Data under study:
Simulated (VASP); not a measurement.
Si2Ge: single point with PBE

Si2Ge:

Activity:
Retype the whole listing exactly.

Written response:
Simulated (VASP); not a measurement.
Si2Ge: single point with PBE

Si2Ge:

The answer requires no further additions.